• **Record extracts**
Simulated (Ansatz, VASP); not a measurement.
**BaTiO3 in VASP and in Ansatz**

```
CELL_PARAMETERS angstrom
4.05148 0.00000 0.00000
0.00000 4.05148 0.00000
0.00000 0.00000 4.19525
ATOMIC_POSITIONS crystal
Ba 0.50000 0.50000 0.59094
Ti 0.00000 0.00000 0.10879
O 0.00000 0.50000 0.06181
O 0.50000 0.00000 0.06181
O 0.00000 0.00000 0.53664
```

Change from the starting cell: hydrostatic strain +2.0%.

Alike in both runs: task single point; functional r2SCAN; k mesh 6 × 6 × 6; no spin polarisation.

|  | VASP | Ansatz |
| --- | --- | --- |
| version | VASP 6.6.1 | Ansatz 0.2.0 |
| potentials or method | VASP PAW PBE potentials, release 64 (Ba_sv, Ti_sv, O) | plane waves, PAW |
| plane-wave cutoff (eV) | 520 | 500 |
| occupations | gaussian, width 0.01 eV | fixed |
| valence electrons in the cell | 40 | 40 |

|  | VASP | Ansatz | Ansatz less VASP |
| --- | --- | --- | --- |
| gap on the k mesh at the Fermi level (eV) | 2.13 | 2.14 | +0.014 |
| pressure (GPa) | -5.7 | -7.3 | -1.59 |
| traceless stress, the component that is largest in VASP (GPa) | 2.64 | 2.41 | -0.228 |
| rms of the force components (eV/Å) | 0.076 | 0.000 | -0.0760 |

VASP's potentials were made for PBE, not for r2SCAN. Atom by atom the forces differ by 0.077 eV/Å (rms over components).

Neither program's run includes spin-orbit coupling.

• **Exercise**
Restate word for word the lines above, beginning at the first one and ending at the line that carries "VASP's potentials were".

• **Exercise response**
Simulated (Ansatz, VASP); not a measurement.
**BaTiO3 in VASP and in Ansatz**

```
CELL_PARAMETERS angstrom
4.05148 0.00000 0.00000
0.00000 4.05148 0.00000
0.00000 0.00000 4.19525
ATOMIC_POSITIONS crystal
Ba 0.50000 0.50000 0.59094
Ti 0.00000 0.00000 0.10879
O 0.00000 0.50000 0.06181
O 0.50000 0.00000 0.06181
O 0.00000 0.00000 0.53664
```

Change from the starting cell: hydrostatic strain +2.0%.

Alike in both runs: task single point; functional r2SCAN; k mesh 6 × 6 × 6; no spin polarisation.

|  | VASP | Ansatz |
| --- | --- | --- |
| version | VASP 6.6.1 | Ansatz 0.2.0 |
| potentials or method | VASP PAW PBE potentials, release 64 (Ba_sv, Ti_sv, O) | plane waves, PAW |
| plane-wave cutoff (eV) | 520 | 500 |
| occupations | gaussian, width 0.01 eV | fixed |
| valence electrons in the cell | 40 | 40 |

|  | VASP | Ansatz | Ansatz less VASP |
| --- | --- | --- | --- |
| gap on the k mesh at the Fermi level (eV) | 2.13 | 2.14 | +0.014 |
| pressure (GPa) | -5.7 | -7.3 | -1.59 |
| traceless stress, the component that is largest in VASP (GPa) | 2.64 | 2.41 | -0.228 |
| rms of the force components (eV/Å) | 0.076 | 0.000 | -0.0760 |

VASP's potentials were made for PBE, not for r2SCAN. Atom by atom the forces differ by 0.077 eV/Å (rms over components).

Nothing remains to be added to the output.